Activity
For the records below, output each line exactly as it appears, from the first through the line with "mesh | 6 × 11 × 1 |".

Data provided
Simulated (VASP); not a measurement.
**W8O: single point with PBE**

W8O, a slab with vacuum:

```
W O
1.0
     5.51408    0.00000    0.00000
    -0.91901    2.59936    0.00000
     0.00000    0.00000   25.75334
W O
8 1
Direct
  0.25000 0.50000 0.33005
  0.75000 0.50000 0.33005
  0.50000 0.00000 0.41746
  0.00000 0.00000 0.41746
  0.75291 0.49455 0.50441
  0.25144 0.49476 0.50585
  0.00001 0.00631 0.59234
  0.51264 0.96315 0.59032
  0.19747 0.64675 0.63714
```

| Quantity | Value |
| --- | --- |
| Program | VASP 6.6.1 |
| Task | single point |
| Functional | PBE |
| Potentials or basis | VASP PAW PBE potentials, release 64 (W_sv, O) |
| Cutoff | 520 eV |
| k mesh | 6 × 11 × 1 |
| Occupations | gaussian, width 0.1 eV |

Written answer
Simulated (VASP); not a measurement.
**W8O: single point with PBE**

W8O, a slab with vacuum:

```
W O
1.0
     5.51408    0.00000    0.00000
    -0.91901    2.59936    0.00000
     0.00000    0.00000   25.75334
W O
8 1
Direct
  0.25000 0.50000 0.33005
  0.75000 0.50000 0.33005
  0.50000 0.00000 0.41746
  0.00000 0.00000 0.41746
  0.75291 0.49455 0.50441
  0.25144 0.49476 0.50585
  0.00001 0.00631 0.59234
  0.51264 0.96315 0.59032
  0.19747 0.64675 0.63714
```

| Quantity | Value |
| --- | --- |
| Program | VASP 6.6.1 |
| Task | single point |
| Functional | PBE |
| Potentials or basis | VASP PAW PBE potentials, release 64 (W_sv, O) |
| Cutoff | 520 eV |
| k mesh | 6 × 11 × 1 |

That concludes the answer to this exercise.